**SOURCE DATA**.
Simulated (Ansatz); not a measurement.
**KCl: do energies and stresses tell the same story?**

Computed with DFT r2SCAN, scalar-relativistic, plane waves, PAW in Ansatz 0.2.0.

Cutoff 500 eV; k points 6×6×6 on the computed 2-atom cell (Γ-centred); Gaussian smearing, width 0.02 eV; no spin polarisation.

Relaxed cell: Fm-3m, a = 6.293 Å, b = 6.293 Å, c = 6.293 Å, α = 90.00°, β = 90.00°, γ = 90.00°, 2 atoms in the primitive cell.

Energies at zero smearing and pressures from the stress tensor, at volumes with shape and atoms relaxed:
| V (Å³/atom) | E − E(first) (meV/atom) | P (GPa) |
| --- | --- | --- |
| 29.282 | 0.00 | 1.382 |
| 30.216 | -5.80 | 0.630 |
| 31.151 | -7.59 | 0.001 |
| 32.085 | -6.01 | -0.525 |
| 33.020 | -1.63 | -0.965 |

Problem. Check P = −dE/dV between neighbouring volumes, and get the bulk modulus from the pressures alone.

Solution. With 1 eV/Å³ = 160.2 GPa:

**REQUIRED ACTION**.
Copy out the whole listing, exactly as written.

**WRITTEN RESPONSE**.
Simulated (Ansatz); not a measurement.
**KCl: do energies and stresses tell the same story?**

Computed with DFT r2SCAN, scalar-relativistic, plane waves, PAW in Ansatz 0.2.0.

Cutoff 500 eV; k points 6×6×6 on the computed 2-atom cell (Γ-centred); Gaussian smearing, width 0.02 eV; no spin polarisation.

Relaxed cell: Fm-3m, a = 6.293 Å, b = 6.293 Å, c = 6.293 Å, α = 90.00°, β = 90.00°, γ = 90.00°, 2 atoms in the primitive cell.

Energies at zero smearing and pressures from the stress tensor, at volumes with shape and atoms relaxed:
| V (Å³/atom) | E − E(first) (meV/atom) | P (GPa) |
| --- | --- | --- |
| 29.282 | 0.00 | 1.382 |
| 30.216 | -5.80 | 0.630 |
| 31.151 | -7.59 | 0.001 |
| 32.085 | -6.01 | -0.525 |
| 33.020 | -1.63 | -0.965 |

Problem. Check P = −dE/dV between neighbouring volumes, and get the bulk modulus from the pressures alone.

Solution. With 1 eV/Å³ = 160.2 GPa:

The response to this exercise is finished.